Write out the listing beneath this instruction in its entirety, exactly as it reads.

# # # # # # #

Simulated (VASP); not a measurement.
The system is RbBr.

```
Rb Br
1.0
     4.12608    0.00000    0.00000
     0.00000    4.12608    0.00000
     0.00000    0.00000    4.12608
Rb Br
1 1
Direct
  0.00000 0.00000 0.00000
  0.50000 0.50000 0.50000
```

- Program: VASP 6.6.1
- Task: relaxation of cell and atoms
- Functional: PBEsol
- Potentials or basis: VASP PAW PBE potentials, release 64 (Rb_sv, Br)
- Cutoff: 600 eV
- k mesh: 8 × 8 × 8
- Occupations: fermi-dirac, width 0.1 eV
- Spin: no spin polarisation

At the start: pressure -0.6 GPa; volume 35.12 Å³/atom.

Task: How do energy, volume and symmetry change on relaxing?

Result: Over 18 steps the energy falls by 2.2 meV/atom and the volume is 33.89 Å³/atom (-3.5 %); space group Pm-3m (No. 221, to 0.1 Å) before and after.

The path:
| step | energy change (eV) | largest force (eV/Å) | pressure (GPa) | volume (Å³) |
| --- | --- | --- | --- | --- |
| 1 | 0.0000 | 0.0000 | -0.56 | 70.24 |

# # # # # # #

**Expected answer**
Simulated (VASP); not a measurement.
The system is RbBr.

```
Rb Br
1.0
     4.12608    0.00000    0.00000
     0.00000    4.12608    0.00000
     0.00000    0.00000    4.12608
Rb Br
1 1
Direct
  0.00000 0.00000 0.00000
  0.50000 0.50000 0.50000
```

- Program: VASP 6.6.1
- Task: relaxation of cell and atoms
- Functional: PBEsol
- Potentials or basis: VASP PAW PBE potentials, release 64 (Rb_sv, Br)
- Cutoff: 600 eV
- k mesh: 8 × 8 × 8
- Occupations: fermi-dirac, width 0.1 eV
- Spin: no spin polarisation

At the start: pressure -0.6 GPa; volume 35.12 Å³/atom.

Task: How do energy, volume and symmetry change on relaxing?

Result: Over 18 steps the energy falls by 2.2 meV/atom and the volume is 33.89 Å³/atom (-3.5 %); space group Pm-3m (No. 221, to 0.1 Å) before and after.

The path:
| step | energy change (eV) | largest force (eV/Å) | pressure (GPa) | volume (Å³) |
| --- | --- | --- | --- | --- |
| 1 | 0.0000 | 0.0000 | -0.56 | 70.24 |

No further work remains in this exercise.